BEGIN
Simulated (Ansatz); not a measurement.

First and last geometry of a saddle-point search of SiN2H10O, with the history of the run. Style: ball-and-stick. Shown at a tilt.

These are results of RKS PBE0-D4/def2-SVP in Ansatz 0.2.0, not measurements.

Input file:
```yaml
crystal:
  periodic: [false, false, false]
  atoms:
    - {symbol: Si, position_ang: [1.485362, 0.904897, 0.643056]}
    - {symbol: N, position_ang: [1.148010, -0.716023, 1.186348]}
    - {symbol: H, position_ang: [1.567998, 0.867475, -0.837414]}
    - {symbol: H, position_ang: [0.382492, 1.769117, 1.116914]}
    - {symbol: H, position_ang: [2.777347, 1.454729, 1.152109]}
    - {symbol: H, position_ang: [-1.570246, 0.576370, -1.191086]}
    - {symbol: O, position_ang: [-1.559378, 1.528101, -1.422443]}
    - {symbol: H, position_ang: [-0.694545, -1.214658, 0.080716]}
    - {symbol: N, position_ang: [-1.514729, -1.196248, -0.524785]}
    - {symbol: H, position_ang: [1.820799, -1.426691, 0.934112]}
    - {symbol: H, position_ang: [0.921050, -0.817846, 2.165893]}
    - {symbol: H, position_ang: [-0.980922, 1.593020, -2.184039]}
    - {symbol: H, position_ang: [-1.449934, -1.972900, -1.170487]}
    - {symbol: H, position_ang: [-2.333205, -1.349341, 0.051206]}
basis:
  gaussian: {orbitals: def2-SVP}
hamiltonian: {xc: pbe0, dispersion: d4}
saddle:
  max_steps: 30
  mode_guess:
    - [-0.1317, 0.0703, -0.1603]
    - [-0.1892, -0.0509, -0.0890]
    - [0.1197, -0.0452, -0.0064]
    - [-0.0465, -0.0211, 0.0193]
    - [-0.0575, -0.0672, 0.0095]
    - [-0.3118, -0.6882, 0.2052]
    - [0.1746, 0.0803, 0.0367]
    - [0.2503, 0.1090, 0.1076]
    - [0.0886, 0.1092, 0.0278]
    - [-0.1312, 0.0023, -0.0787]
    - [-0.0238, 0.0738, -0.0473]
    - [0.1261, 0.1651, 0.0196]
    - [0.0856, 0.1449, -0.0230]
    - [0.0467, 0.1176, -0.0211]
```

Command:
END

Go through the records from the first line and copy each one exactly, ending after the line that contains "These are results". Give nothing else.

Simulated (Ansatz); not a measurement.

First and last geometry of a saddle-point search of SiN2H10O, with the history of the run. Style: ball-and-stick. Shown at a tilt.

These are results of RKS PBE0-D4/def2-SVP in Ansatz 0.2.0, not measurements.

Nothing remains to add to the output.